Assigned task: Please return each record exactly, leaving nothing out.

━━━ The data ━━━

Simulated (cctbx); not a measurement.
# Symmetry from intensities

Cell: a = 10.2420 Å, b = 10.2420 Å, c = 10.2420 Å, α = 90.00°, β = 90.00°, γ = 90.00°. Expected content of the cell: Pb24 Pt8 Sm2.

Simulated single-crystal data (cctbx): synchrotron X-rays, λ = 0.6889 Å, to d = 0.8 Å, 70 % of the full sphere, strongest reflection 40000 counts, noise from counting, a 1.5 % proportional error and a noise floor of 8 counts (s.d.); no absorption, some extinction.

━━━

Task output:
Simulated (cctbx); not a measurement.
# Symmetry from intensities

Cell: a = 10.2420 Å, b = 10.2420 Å, c = 10.2420 Å, α = 90.00°, β = 90.00°, γ = 90.00°. Expected content of the cell: Pb24 Pt8 Sm2.

Simulated single-crystal data (cctbx): synchrotron X-rays, λ = 0.6889 Å, to d = 0.8 Å, 70 % of the full sphere, strongest reflection 40000 counts, noise from counting, a 1.5 % proportional error and a noise floor of 8 counts (s.d.); no absorption, some extinction.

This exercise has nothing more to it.